TASK ITEM:
Every line of the data below is to be retyped exactly.

RECORD EXCERPTS:
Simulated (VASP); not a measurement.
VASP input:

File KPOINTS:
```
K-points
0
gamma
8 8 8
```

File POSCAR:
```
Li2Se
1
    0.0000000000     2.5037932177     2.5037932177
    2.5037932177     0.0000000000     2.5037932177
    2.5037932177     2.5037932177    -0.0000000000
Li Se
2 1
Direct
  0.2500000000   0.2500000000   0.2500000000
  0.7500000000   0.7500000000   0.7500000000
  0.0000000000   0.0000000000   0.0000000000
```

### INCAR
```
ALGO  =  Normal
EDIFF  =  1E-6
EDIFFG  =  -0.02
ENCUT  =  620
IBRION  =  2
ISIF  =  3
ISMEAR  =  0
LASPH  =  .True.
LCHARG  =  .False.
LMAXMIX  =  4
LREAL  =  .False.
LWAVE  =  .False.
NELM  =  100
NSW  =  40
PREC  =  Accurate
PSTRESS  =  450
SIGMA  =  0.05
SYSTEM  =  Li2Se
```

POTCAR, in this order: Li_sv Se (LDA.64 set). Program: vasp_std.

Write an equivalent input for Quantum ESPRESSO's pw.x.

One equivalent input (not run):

EXERCISE SOLUTION:
Simulated (VASP); not a measurement.
VASP input:

File KPOINTS:
```
K-points
0
gamma
8 8 8
```

File POSCAR:
```
Li2Se
1
    0.0000000000     2.5037932177     2.5037932177
    2.5037932177     0.0000000000     2.5037932177
    2.5037932177     2.5037932177    -0.0000000000
Li Se
2 1
Direct
  0.2500000000   0.2500000000   0.2500000000
  0.7500000000   0.7500000000   0.7500000000
  0.0000000000   0.0000000000   0.0000000000
```

### INCAR
```
ALGO  =  Normal
EDIFF  =  1E-6
EDIFFG  =  -0.02
ENCUT  =  620
IBRION  =  2
ISIF  =  3
ISMEAR  =  0
LASPH  =  .True.
LCHARG  =  .False.
LMAXMIX  =  4
LREAL  =  .False.
LWAVE  =  .False.
NELM  =  100
NSW  =  40
PREC  =  Accurate
PSTRESS  =  450
SIGMA  =  0.05
SYSTEM  =  Li2Se
```

POTCAR, in this order: Li_sv Se (LDA.64 set). Program: vasp_std.

Write an equivalent input for Quantum ESPRESSO's pw.x.

One equivalent input (not run):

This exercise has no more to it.